_DATA TO EXAMINE:_
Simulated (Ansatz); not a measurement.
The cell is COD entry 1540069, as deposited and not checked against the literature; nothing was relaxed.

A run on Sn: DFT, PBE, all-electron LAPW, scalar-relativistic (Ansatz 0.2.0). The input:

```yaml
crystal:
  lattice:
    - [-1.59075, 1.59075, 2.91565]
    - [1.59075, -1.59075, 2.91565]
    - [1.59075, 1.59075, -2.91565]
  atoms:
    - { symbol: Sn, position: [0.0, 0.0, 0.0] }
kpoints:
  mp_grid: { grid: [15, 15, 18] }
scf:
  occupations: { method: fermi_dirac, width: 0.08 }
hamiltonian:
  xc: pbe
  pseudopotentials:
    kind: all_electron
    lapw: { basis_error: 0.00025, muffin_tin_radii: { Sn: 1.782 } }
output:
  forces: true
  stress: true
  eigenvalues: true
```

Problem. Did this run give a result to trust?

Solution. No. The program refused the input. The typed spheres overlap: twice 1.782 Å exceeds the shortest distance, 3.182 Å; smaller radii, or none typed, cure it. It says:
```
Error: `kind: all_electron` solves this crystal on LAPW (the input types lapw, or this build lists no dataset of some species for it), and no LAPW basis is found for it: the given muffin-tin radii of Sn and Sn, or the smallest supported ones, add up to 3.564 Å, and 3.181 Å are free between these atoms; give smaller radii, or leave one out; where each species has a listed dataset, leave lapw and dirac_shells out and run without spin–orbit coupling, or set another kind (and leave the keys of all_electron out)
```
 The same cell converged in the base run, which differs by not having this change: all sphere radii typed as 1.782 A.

_REQUIREMENT:_
Please print the material above exactly as it appears, from its first line through the line containing "Problem. Did this run give a result to trust?", inclusive, and stop there.

_ANSWER BOX:_
Simulated (Ansatz); not a measurement.
The cell is COD entry 1540069, as deposited and not checked against the literature; nothing was relaxed.

A run on Sn: DFT, PBE, all-electron LAPW, scalar-relativistic (Ansatz 0.2.0). The input:

```yaml
crystal:
  lattice:
    - [-1.59075, 1.59075, 2.91565]
    - [1.59075, -1.59075, 2.91565]
    - [1.59075, 1.59075, -2.91565]
  atoms:
    - { symbol: Sn, position: [0.0, 0.0, 0.0] }
kpoints:
  mp_grid: { grid: [15, 15, 18] }
scf:
  occupations: { method: fermi_dirac, width: 0.08 }
hamiltonian:
  xc: pbe
  pseudopotentials:
    kind: all_electron
    lapw: { basis_error: 0.00025, muffin_tin_radii: { Sn: 1.782 } }
output:
  forces: true
  stress: true
  eigenvalues: true
```

Problem. Did this run give a result to trust?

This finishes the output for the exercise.